EXERCISE
Beginning with the line that contains "Shapes, held fixed" in the material below, print each line exactly until the line that contains "Every level makes" has been printed, then stop.

__________

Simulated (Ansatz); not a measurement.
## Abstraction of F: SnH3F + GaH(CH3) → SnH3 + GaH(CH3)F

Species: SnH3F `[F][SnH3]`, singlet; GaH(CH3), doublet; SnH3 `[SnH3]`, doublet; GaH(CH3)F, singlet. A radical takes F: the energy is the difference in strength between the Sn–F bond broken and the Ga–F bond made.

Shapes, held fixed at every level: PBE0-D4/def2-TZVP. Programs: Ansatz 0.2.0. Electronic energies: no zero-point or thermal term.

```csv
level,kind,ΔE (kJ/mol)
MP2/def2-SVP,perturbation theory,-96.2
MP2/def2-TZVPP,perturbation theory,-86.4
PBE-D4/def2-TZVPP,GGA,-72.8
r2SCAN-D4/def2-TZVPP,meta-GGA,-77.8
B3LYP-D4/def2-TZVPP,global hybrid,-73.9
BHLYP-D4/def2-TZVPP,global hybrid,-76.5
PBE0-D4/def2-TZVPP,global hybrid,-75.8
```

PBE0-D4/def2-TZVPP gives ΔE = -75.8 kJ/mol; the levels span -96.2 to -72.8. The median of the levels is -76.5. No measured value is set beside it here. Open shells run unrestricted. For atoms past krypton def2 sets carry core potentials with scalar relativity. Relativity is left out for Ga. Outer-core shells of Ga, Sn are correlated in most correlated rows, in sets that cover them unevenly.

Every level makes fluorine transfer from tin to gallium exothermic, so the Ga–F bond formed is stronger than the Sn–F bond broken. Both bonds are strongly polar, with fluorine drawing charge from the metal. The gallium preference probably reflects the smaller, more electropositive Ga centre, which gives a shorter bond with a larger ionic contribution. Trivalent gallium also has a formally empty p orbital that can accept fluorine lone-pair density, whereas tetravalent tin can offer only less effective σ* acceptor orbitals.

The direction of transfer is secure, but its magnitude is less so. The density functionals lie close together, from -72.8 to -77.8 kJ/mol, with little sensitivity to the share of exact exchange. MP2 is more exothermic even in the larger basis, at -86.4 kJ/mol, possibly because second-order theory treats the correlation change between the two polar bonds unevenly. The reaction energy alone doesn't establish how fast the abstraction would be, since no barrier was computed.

__________

ANSWER SPACE
Shapes, held fixed at every level: PBE0-D4/def2-TZVP. Programs: Ansatz 0.2.0. Electronic energies: no zero-point or thermal term.

```csv
level,kind,ΔE (kJ/mol)
MP2/def2-SVP,perturbation theory,-96.2
MP2/def2-TZVPP,perturbation theory,-86.4
PBE-D4/def2-TZVPP,GGA,-72.8
r2SCAN-D4/def2-TZVPP,meta-GGA,-77.8
B3LYP-D4/def2-TZVPP,global hybrid,-73.9
BHLYP-D4/def2-TZVPP,global hybrid,-76.5
PBE0-D4/def2-TZVPP,global hybrid,-75.8
```

PBE0-D4/def2-TZVPP gives ΔE = -75.8 kJ/mol; the levels span -96.2 to -72.8. The median of the levels is -76.5. No measured value is set beside it here. Open shells run unrestricted. For atoms past krypton def2 sets carry core potentials with scalar relativity. Relativity is left out for Ga. Outer-core shells of Ga, Sn are correlated in most correlated rows, in sets that cover them unevenly.

Every level makes fluorine transfer from tin to gallium exothermic, so the Ga–F bond formed is stronger than the Sn–F bond broken. Both bonds are strongly polar, with fluorine drawing charge from the metal. The gallium preference probably reflects the smaller, more electropositive Ga centre, which gives a shorter bond with a larger ionic contribution. Trivalent gallium also has a formally empty p orbital that can accept fluorine lone-pair density, whereas tetravalent tin can offer only less effective σ* acceptor orbitals.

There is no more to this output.